── RECORDS SUPPLIED ──
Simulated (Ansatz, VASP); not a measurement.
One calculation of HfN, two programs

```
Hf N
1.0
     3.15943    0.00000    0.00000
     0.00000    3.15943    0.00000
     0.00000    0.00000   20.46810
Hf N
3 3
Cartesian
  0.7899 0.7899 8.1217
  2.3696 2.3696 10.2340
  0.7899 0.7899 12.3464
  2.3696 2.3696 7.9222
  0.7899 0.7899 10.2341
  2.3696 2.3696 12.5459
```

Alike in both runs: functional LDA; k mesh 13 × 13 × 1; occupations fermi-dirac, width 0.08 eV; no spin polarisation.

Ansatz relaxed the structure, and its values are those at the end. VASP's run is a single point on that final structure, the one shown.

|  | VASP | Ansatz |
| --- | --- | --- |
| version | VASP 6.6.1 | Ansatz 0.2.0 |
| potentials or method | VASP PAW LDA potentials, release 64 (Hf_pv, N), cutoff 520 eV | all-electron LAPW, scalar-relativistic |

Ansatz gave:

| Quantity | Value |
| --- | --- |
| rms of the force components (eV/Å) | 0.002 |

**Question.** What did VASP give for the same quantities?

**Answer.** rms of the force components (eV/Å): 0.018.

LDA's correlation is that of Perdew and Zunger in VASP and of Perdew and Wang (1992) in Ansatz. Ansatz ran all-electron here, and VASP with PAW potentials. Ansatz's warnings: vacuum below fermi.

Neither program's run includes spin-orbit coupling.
───

The data above should be returned exactly as written.

* ANSWER SECTION *
Simulated (Ansatz, VASP); not a measurement.
One calculation of HfN, two programs

```
Hf N
1.0
     3.15943    0.00000    0.00000
     0.00000    3.15943    0.00000
     0.00000    0.00000   20.46810
Hf N
3 3
Cartesian
  0.7899 0.7899 8.1217
  2.3696 2.3696 10.2340
  0.7899 0.7899 12.3464
  2.3696 2.3696 7.9222
  0.7899 0.7899 10.2341
  2.3696 2.3696 12.5459
```

Alike in both runs: functional LDA; k mesh 13 × 13 × 1; occupations fermi-dirac, width 0.08 eV; no spin polarisation.

Ansatz relaxed the structure, and its values are those at the end. VASP's run is a single point on that final structure, the one shown.

|  | VASP | Ansatz |
| --- | --- | --- |
| version | VASP 6.6.1 | Ansatz 0.2.0 |
| potentials or method | VASP PAW LDA potentials, release 64 (Hf_pv, N), cutoff 520 eV | all-electron LAPW, scalar-relativistic |

Ansatz gave:

| Quantity | Value |
| --- | --- |
| rms of the force components (eV/Å) | 0.002 |

**Question.** What did VASP give for the same quantities?

**Answer.** rms of the force components (eV/Å): 0.018.

LDA's correlation is that of Perdew and Zunger in VASP and of Perdew and Wang (1992) in Ansatz. Ansatz ran all-electron here, and VASP with PAW potentials. Ansatz's warnings: vacuum below fermi.

Neither program's run includes spin-orbit coupling.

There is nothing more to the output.